* **INFORMATION**
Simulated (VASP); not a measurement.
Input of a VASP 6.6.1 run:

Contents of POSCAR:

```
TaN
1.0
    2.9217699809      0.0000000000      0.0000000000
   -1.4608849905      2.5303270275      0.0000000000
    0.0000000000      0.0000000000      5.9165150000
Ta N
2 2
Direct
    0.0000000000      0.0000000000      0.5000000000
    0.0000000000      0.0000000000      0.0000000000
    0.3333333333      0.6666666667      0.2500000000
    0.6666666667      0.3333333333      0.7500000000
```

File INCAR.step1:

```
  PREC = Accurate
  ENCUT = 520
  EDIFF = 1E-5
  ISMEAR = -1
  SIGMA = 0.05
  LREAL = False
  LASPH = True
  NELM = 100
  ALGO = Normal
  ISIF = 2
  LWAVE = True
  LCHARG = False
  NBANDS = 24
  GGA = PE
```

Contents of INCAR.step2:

* **ACTIVITY**
All records are to be retyped exactly. None may be omitted.

* **TASK RESULT**
Simulated (VASP); not a measurement.
Input of a VASP 6.6.1 run:

Contents of POSCAR:

```
TaN
1.0
    2.9217699809      0.0000000000      0.0000000000
   -1.4608849905      2.5303270275      0.0000000000
    0.0000000000      0.0000000000      5.9165150000
Ta N
2 2
Direct
    0.0000000000      0.0000000000      0.5000000000
    0.0000000000      0.0000000000      0.0000000000
    0.3333333333      0.6666666667      0.2500000000
    0.6666666667      0.3333333333      0.7500000000
```

File INCAR.step1:

```
  PREC = Accurate
  ENCUT = 520
  EDIFF = 1E-5
  ISMEAR = -1
  SIGMA = 0.05
  LREAL = False
  LASPH = True
  NELM = 100
  ALGO = Normal
  ISIF = 2
  LWAVE = True
  LCHARG = False
  NBANDS = 24
  GGA = PE
```

Contents of INCAR.step2:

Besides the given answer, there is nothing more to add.